• [RECORDS PROVIDED]
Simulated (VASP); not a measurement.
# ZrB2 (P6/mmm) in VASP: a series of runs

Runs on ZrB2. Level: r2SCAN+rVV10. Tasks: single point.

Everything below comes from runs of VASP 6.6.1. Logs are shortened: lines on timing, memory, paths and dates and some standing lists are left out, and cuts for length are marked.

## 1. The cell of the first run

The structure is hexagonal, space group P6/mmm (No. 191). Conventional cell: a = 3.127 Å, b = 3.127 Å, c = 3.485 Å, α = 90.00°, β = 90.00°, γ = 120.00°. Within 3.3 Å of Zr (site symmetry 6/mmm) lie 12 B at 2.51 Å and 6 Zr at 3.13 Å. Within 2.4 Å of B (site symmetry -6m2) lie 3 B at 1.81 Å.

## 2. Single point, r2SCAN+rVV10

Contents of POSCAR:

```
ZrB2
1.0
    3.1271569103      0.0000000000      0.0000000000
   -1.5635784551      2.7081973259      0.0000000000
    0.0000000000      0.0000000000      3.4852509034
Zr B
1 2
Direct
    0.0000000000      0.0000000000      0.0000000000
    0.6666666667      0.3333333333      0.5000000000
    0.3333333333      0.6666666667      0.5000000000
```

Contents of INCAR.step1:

• [ACTION ITEM] Whatever else the listing above holds, retype exactly only the lines from the one containing "# ZrB2 (P6/mmm) in VASP: a series of runs" to the one containing "## 1. The cell of the first run", both ends kept.

• [WRITTEN ANSWER]
# ZrB2 (P6/mmm) in VASP: a series of runs

Runs on ZrB2. Level: r2SCAN+rVV10. Tasks: single point.

Everything below comes from runs of VASP 6.6.1. Logs are shortened: lines on timing, memory, paths and dates and some standing lists are left out, and cuts for length are marked.

## 1. The cell of the first run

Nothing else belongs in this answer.